Work item: Return each entry exactly, so that nothing in the data differs from the original.

((

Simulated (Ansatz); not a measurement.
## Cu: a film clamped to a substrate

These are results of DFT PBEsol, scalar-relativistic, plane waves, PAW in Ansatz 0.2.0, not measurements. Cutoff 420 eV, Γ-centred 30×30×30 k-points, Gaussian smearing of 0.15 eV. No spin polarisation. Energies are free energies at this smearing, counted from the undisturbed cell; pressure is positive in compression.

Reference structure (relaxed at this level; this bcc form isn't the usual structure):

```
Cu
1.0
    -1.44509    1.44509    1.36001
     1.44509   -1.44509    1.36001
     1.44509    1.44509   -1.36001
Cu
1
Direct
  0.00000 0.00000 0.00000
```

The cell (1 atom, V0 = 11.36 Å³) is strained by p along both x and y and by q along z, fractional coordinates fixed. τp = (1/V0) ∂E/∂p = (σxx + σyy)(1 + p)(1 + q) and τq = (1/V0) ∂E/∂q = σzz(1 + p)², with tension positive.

))

Exercise solution:
Simulated (Ansatz); not a measurement.
## Cu: a film clamped to a substrate

These are results of DFT PBEsol, scalar-relativistic, plane waves, PAW in Ansatz 0.2.0, not measurements. Cutoff 420 eV, Γ-centred 30×30×30 k-points, Gaussian smearing of 0.15 eV. No spin polarisation. Energies are free energies at this smearing, counted from the undisturbed cell; pressure is positive in compression.

Reference structure (relaxed at this level; this bcc form isn't the usual structure):

```
Cu
1.0
    -1.44509    1.44509    1.36001
     1.44509   -1.44509    1.36001
     1.44509    1.44509   -1.36001
Cu
1
Direct
  0.00000 0.00000 0.00000
```

The cell (1 atom, V0 = 11.36 Å³) is strained by p along both x and y and by q along z, fractional coordinates fixed. τp = (1/V0) ∂E/∂p = (σxx + σyy)(1 + p)(1 + q) and τq = (1/V0) ∂E/∂q = σzz(1 + p)², with tension positive.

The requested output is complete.